# [Activity]
Every line from the first one in the listing down to the line with "Γ 1.10 eV |" should be restated word for word.

++++++
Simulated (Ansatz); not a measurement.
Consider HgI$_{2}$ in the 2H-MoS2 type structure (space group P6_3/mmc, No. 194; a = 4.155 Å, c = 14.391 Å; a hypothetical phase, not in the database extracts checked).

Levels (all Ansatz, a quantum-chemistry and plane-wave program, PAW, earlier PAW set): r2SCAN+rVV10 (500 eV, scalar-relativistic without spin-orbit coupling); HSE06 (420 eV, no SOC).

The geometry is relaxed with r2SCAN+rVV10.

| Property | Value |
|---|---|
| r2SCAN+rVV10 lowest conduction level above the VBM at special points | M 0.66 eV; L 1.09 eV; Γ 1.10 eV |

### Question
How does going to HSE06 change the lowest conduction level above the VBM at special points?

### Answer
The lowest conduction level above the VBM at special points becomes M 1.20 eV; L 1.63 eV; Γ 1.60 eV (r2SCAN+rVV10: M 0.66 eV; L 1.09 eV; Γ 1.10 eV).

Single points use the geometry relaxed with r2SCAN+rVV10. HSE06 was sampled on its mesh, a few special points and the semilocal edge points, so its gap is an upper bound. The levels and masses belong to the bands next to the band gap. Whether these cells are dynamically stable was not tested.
++++++

# [Result]
Simulated (Ansatz); not a measurement.
Consider HgI$_{2}$ in the 2H-MoS2 type structure (space group P6_3/mmc, No. 194; a = 4.155 Å, c = 14.391 Å; a hypothetical phase, not in the database extracts checked).

Levels (all Ansatz, a quantum-chemistry and plane-wave program, PAW, earlier PAW set): r2SCAN+rVV10 (500 eV, scalar-relativistic without spin-orbit coupling); HSE06 (420 eV, no SOC).

The geometry is relaxed with r2SCAN+rVV10.

| Property | Value |
|---|---|
| r2SCAN+rVV10 lowest conduction level above the VBM at special points | M 0.66 eV; L 1.09 eV; Γ 1.10 eV |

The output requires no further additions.